> [Work instruction] Please give the data again in full, exactly as provided.

> [Source information]
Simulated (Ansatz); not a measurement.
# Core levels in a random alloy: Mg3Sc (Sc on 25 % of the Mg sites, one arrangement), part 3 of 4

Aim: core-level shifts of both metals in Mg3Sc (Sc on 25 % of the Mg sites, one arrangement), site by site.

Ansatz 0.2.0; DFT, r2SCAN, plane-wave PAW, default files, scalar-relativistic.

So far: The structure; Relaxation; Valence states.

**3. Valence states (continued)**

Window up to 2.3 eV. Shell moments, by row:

> [Answer section]
Simulated (Ansatz); not a measurement.
# Core levels in a random alloy: Mg3Sc (Sc on 25 % of the Mg sites, one arrangement), part 3 of 4

Aim: core-level shifts of both metals in Mg3Sc (Sc on 25 % of the Mg sites, one arrangement), site by site.

Ansatz 0.2.0; DFT, r2SCAN, plane-wave PAW, default files, scalar-relativistic.

So far: The structure; Relaxation; Valence states.

**3. Valence states (continued)**

Window up to 2.3 eV. Shell moments, by row:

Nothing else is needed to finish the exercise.